==================================================

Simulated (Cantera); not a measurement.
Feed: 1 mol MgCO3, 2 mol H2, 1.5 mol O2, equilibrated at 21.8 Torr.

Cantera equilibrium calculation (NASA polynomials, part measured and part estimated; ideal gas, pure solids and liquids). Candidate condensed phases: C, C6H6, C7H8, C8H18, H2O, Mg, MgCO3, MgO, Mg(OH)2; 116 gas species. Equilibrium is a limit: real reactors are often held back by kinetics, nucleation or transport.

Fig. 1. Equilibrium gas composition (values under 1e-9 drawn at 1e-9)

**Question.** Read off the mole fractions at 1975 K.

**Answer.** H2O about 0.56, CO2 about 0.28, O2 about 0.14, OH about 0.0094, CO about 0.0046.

==================================================

Give back the entries above exactly as they are, from their first line through the line that contains "fractions at 1975 K.", both included, with nothing else.

Simulated (Cantera); not a measurement.
Feed: 1 mol MgCO3, 2 mol H2, 1.5 mol O2, equilibrated at 21.8 Torr.

Cantera equilibrium calculation (NASA polynomials, part measured and part estimated; ideal gas, pure solids and liquids). Candidate condensed phases: C, C6H6, C7H8, C8H18, H2O, Mg, MgCO3, MgO, Mg(OH)2; 116 gas species. Equilibrium is a limit: real reactors are often held back by kinetics, nucleation or transport.

Fig. 1. Equilibrium gas composition (values under 1e-9 drawn at 1e-9)

**Question.** Read off the mole fractions at 1975 K.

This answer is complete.